• WORK TASK: Repeat only the lines below from the one containing "(Al, Ga_d, N)." through the one containing "Caveat: the cell", inclusive, exactly as written.

• GIVEN INFORMATION:
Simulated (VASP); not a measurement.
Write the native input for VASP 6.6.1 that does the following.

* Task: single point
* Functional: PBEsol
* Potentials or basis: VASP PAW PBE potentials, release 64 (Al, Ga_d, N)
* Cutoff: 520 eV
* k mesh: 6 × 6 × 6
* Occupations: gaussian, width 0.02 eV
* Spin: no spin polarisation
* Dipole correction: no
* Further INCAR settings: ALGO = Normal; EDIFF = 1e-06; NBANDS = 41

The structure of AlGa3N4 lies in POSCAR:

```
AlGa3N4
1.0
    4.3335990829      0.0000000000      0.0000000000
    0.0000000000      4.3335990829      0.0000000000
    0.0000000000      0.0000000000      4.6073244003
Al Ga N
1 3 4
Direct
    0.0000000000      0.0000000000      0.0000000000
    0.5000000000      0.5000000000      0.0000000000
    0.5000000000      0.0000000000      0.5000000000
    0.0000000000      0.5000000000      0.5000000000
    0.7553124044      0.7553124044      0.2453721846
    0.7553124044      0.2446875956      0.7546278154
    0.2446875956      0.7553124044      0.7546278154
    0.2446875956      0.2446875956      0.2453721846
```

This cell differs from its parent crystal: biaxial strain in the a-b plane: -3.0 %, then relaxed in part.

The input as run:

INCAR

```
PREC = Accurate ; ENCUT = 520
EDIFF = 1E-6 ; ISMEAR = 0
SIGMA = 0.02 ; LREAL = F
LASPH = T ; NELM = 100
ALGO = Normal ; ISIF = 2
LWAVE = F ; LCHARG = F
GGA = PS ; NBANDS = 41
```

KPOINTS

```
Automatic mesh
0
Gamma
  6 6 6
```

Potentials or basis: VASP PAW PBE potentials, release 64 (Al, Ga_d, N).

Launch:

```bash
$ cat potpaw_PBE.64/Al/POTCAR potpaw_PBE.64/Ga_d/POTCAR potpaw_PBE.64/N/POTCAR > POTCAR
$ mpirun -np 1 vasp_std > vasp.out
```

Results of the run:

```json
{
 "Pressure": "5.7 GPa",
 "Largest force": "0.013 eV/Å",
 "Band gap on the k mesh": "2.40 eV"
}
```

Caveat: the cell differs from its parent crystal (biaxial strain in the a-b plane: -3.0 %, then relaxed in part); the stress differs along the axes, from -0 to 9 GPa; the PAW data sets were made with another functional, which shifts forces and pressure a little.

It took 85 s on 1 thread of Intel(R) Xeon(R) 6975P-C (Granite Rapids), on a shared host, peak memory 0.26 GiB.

• REPLY:
Potentials or basis: VASP PAW PBE potentials, release 64 (Al, Ga_d, N).

Launch:

```bash
$ cat potpaw_PBE.64/Al/POTCAR potpaw_PBE.64/Ga_d/POTCAR potpaw_PBE.64/N/POTCAR > POTCAR
$ mpirun -np 1 vasp_std > vasp.out
```

Results of the run:

```json
{
 "Pressure": "5.7 GPa",
 "Largest force": "0.013 eV/Å",
 "Band gap on the k mesh": "2.40 eV"
}
```

Caveat: the cell differs from its parent crystal (biaxial strain in the a-b plane: -3.0 %, then relaxed in part); the stress differs along the axes, from -0 to 9 GPa; the PAW data sets were made with another functional, which shifts forces and pressure a little.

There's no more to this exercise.